= Beginning of Section =

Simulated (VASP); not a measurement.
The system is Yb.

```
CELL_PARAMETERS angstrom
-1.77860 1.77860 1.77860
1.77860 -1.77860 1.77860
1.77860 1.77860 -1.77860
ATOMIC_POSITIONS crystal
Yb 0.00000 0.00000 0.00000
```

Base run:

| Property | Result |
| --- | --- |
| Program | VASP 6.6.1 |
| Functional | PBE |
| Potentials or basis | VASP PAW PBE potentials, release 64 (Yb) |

= End of Section =

Action item: A word-for-word copy of all the entries above is required.

Problem solution:
Simulated (VASP); not a measurement.
The system is Yb.

```
CELL_PARAMETERS angstrom
-1.77860 1.77860 1.77860
1.77860 -1.77860 1.77860
1.77860 1.77860 -1.77860
ATOMIC_POSITIONS crystal
Yb 0.00000 0.00000 0.00000
```

Base run:

| Property | Result |
| --- | --- |
| Program | VASP 6.6.1 |
| Functional | PBE |
| Potentials or basis | VASP PAW PBE potentials, release 64 (Yb) |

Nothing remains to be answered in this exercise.